Action item - Reproduce exactly, from the data that follows, the line with "# Cu (P6_3/mmc) in VASP: notebook", the line with "Cu is run at", and every line that lies between them.

(Entries supplied Opens)
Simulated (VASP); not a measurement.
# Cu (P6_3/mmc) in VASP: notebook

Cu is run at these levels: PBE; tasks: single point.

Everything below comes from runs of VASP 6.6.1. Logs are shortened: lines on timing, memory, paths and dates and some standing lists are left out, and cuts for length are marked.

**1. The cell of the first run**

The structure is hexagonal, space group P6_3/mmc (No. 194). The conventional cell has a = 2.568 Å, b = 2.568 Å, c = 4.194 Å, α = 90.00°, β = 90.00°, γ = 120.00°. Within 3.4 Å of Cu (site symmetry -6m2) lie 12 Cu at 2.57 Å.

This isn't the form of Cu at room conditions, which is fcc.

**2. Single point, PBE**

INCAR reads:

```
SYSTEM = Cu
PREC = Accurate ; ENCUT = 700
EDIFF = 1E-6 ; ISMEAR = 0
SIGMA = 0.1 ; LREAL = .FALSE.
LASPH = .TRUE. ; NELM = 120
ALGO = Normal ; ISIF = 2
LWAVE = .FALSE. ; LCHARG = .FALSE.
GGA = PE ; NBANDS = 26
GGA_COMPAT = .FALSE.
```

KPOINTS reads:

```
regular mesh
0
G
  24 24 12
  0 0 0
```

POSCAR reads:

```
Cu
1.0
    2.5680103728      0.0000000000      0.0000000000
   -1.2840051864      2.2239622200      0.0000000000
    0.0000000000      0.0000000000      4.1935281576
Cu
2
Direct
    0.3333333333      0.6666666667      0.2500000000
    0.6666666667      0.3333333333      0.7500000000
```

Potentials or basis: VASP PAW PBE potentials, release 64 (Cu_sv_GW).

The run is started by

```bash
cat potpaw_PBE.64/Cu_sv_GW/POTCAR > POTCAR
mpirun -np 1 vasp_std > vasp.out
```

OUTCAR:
(Entries supplied Closes)

Response box -
# Cu (P6_3/mmc) in VASP: notebook

Cu is run at these levels: PBE; tasks: single point.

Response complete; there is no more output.